TASK ITEM
Reproduce each entry below verbatim.

START DATASET CONTENT

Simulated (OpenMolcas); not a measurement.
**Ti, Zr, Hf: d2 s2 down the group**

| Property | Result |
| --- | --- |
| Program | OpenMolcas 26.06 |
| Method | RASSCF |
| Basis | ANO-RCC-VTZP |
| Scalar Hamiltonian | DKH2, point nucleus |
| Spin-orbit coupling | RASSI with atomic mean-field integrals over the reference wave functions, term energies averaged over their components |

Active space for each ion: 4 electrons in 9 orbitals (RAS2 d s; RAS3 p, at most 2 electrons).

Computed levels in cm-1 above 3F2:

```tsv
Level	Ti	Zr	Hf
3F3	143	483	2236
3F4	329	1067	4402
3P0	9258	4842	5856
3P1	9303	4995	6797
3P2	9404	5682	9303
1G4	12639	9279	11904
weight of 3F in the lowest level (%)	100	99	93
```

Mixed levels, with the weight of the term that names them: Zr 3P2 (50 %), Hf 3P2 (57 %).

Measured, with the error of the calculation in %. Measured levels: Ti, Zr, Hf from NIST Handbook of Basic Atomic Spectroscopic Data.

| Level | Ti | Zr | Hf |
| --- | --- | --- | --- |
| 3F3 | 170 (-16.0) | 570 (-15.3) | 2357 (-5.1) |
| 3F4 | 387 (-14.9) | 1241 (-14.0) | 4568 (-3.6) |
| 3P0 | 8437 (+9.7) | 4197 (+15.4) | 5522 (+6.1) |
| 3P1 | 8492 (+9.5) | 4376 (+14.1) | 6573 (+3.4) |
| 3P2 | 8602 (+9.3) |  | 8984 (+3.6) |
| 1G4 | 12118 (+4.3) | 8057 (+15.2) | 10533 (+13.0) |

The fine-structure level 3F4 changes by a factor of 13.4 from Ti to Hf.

END DATASET CONTENT

WRITTEN REPLY
Simulated (OpenMolcas); not a measurement.
**Ti, Zr, Hf: d2 s2 down the group**

| Property | Result |
| --- | --- |
| Program | OpenMolcas 26.06 |
| Method | RASSCF |
| Basis | ANO-RCC-VTZP |
| Scalar Hamiltonian | DKH2, point nucleus |
| Spin-orbit coupling | RASSI with atomic mean-field integrals over the reference wave functions, term energies averaged over their components |

Active space for each ion: 4 electrons in 9 orbitals (RAS2 d s; RAS3 p, at most 2 electrons).

Computed levels in cm-1 above 3F2:

```tsv
Level	Ti	Zr	Hf
3F3	143	483	2236
3F4	329	1067	4402
3P0	9258	4842	5856
3P1	9303	4995	6797
3P2	9404	5682	9303
1G4	12639	9279	11904
weight of 3F in the lowest level (%)	100	99	93
```

Mixed levels, with the weight of the term that names them: Zr 3P2 (50 %), Hf 3P2 (57 %).

Measured, with the error of the calculation in %. Measured levels: Ti, Zr, Hf from NIST Handbook of Basic Atomic Spectroscopic Data.

| Level | Ti | Zr | Hf |
| --- | --- | --- | --- |
| 3F3 | 170 (-16.0) | 570 (-15.3) | 2357 (-5.1) |
| 3F4 | 387 (-14.9) | 1241 (-14.0) | 4568 (-3.6) |
| 3P0 | 8437 (+9.7) | 4197 (+15.4) | 5522 (+6.1) |
| 3P1 | 8492 (+9.5) | 4376 (+14.1) | 6573 (+3.4) |
| 3P2 | 8602 (+9.3) |  | 8984 (+3.6) |
| 1G4 | 12118 (+4.3) | 8057 (+15.2) | 10533 (+13.0) |

The fine-structure level 3F4 changes by a factor of 13.4 from Ti to Hf.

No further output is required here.